**Required action:**
Repeat the records below line by line, exactly, finishing on the line that contains "Caveat: the PAW".

*** Opening of The data ***
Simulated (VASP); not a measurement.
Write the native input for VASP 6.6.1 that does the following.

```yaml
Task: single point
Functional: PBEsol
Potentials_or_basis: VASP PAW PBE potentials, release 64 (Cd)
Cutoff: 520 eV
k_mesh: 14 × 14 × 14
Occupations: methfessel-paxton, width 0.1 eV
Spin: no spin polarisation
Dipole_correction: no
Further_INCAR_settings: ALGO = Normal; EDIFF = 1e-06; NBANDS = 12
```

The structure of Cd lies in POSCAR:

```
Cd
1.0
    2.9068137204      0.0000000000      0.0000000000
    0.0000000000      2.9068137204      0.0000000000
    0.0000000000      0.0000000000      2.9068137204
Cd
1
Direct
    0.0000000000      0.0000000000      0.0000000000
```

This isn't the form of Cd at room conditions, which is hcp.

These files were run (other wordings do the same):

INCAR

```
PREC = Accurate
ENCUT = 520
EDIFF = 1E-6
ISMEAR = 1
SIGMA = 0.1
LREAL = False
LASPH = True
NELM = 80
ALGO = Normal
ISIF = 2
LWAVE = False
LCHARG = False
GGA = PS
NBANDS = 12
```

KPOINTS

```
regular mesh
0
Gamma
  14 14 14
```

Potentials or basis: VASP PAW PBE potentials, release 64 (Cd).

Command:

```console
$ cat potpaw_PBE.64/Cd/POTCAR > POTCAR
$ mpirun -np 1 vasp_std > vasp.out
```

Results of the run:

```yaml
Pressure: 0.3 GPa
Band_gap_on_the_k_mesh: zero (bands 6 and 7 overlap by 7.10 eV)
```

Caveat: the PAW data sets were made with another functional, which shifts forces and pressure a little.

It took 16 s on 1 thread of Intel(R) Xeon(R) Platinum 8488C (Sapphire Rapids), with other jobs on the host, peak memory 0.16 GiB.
*** Close of The data ***

**Problem solution:**
Simulated (VASP); not a measurement.
Write the native input for VASP 6.6.1 that does the following.

```yaml
Task: single point
Functional: PBEsol
Potentials_or_basis: VASP PAW PBE potentials, release 64 (Cd)
Cutoff: 520 eV
k_mesh: 14 × 14 × 14
Occupations: methfessel-paxton, width 0.1 eV
Spin: no spin polarisation
Dipole_correction: no
Further_INCAR_settings: ALGO = Normal; EDIFF = 1e-06; NBANDS = 12
```

The structure of Cd lies in POSCAR:

```
Cd
1.0
    2.9068137204      0.0000000000      0.0000000000
    0.0000000000      2.9068137204      0.0000000000
    0.0000000000      0.0000000000      2.9068137204
Cd
1
Direct
    0.0000000000      0.0000000000      0.0000000000
```

This isn't the form of Cd at room conditions, which is hcp.

These files were run (other wordings do the same):

INCAR

```
PREC = Accurate
ENCUT = 520
EDIFF = 1E-6
ISMEAR = 1
SIGMA = 0.1
LREAL = False
LASPH = True
NELM = 80
ALGO = Normal
ISIF = 2
LWAVE = False
LCHARG = False
GGA = PS
NBANDS = 12
```

KPOINTS

```
regular mesh
0
Gamma
  14 14 14
```

Potentials or basis: VASP PAW PBE potentials, release 64 (Cd).

Command:

```console
$ cat potpaw_PBE.64/Cd/POTCAR > POTCAR
$ mpirun -np 1 vasp_std > vasp.out
```

Results of the run:

```yaml
Pressure: 0.3 GPa
Band_gap_on_the_k_mesh: zero (bands 6 and 7 overlap by 7.10 eV)
```

Caveat: the PAW data sets were made with another functional, which shifts forces and pressure a little.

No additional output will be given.